EXTRACTED ENTRIES =
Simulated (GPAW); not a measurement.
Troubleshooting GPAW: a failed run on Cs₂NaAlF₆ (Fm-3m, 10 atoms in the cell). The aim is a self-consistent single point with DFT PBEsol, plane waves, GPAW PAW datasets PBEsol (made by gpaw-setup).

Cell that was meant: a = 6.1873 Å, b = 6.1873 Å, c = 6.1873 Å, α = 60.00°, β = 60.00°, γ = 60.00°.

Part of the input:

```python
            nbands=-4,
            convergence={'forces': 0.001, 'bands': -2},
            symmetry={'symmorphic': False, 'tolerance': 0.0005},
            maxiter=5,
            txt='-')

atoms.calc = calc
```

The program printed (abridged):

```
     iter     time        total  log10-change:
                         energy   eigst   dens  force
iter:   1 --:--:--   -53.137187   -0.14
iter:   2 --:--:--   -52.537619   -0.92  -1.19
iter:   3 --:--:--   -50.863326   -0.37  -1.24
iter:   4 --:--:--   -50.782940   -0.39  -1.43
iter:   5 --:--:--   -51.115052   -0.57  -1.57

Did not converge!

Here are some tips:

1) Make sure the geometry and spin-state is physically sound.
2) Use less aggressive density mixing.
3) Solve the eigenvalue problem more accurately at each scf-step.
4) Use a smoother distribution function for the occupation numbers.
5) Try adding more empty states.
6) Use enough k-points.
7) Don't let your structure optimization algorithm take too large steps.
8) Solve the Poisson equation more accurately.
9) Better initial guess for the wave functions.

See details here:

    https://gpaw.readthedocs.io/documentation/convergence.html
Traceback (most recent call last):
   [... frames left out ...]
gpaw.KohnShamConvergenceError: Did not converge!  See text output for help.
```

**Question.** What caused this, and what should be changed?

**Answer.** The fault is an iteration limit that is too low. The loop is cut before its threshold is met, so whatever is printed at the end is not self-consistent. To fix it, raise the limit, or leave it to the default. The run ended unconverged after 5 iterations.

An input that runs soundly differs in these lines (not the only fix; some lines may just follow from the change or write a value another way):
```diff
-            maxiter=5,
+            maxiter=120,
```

WORK ORDER =
Start with the first line of the data and print every line exactly. The line containing "should be changed?" is the last one to include.

RESULT =
Simulated (GPAW); not a measurement.
Troubleshooting GPAW: a failed run on Cs₂NaAlF₆ (Fm-3m, 10 atoms in the cell). The aim is a self-consistent single point with DFT PBEsol, plane waves, GPAW PAW datasets PBEsol (made by gpaw-setup).

Cell that was meant: a = 6.1873 Å, b = 6.1873 Å, c = 6.1873 Å, α = 60.00°, β = 60.00°, γ = 60.00°.

Part of the input:

```python
            nbands=-4,
            convergence={'forces': 0.001, 'bands': -2},
            symmetry={'symmorphic': False, 'tolerance': 0.0005},
            maxiter=5,
            txt='-')

atoms.calc = calc
```

The program printed (abridged):

```
     iter     time        total  log10-change:
                         energy   eigst   dens  force
iter:   1 --:--:--   -53.137187   -0.14
iter:   2 --:--:--   -52.537619   -0.92  -1.19
iter:   3 --:--:--   -50.863326   -0.37  -1.24
iter:   4 --:--:--   -50.782940   -0.39  -1.43
iter:   5 --:--:--   -51.115052   -0.57  -1.57

Did not converge!

Here are some tips:

1) Make sure the geometry and spin-state is physically sound.
2) Use less aggressive density mixing.
3) Solve the eigenvalue problem more accurately at each scf-step.
4) Use a smoother distribution function for the occupation numbers.
5) Try adding more empty states.
6) Use enough k-points.
7) Don't let your structure optimization algorithm take too large steps.
8) Solve the Poisson equation more accurately.
9) Better initial guess for the wave functions.

See details here:

    https://gpaw.readthedocs.io/documentation/convergence.html
Traceback (most recent call last):
   [... frames left out ...]
gpaw.KohnShamConvergenceError: Did not converge!  See text output for help.
```

**Question.** What caused this, and what should be changed?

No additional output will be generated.